Requirement
Lines in the listing under this task are to be copied exactly.

========================

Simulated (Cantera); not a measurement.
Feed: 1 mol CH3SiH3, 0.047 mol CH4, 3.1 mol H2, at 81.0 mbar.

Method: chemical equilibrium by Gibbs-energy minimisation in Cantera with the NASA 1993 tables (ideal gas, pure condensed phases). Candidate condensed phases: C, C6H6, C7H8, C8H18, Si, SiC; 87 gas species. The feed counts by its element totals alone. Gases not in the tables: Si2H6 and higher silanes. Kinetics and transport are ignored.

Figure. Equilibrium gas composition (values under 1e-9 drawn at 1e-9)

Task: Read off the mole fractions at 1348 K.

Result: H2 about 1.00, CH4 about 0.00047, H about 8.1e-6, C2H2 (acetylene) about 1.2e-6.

========================

Written response
Simulated (Cantera); not a measurement.
Feed: 1 mol CH3SiH3, 0.047 mol CH4, 3.1 mol H2, at 81.0 mbar.

Method: chemical equilibrium by Gibbs-energy minimisation in Cantera with the NASA 1993 tables (ideal gas, pure condensed phases). Candidate condensed phases: C, C6H6, C7H8, C8H18, Si, SiC; 87 gas species. The feed counts by its element totals alone. Gases not in the tables: Si2H6 and higher silanes. Kinetics and transport are ignored.

Figure. Equilibrium gas composition (values under 1e-9 drawn at 1e-9)

Task: Read off the mole fractions at 1348 K.

Result: H2 about 1.00, CH4 about 0.00047, H about 8.1e-6, C2H2 (acetylene) about 1.2e-6.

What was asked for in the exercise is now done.